WORK REQUEST
What you return must match the records exactly, line for line.

<<<<

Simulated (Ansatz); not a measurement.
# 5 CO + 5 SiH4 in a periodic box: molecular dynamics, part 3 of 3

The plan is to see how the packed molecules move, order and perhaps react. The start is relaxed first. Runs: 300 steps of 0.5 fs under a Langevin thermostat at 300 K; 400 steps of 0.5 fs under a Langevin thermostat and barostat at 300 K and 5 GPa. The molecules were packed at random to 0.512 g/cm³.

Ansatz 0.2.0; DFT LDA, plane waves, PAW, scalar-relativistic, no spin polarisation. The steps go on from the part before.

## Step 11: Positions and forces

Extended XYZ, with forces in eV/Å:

>>>>

ANSWER SPACE
Simulated (Ansatz); not a measurement.
# 5 CO + 5 SiH4 in a periodic box: molecular dynamics, part 3 of 3

The plan is to see how the packed molecules move, order and perhaps react. The start is relaxed first. Runs: 300 steps of 0.5 fs under a Langevin thermostat at 300 K; 400 steps of 0.5 fs under a Langevin thermostat and barostat at 300 K and 5 GPa. The molecules were packed at random to 0.512 g/cm³.

Ansatz 0.2.0; DFT LDA, plane waves, PAW, scalar-relativistic, no spin polarisation. The steps go on from the part before.

## Step 11: Positions and forces

Extended XYZ, with forces in eV/Å:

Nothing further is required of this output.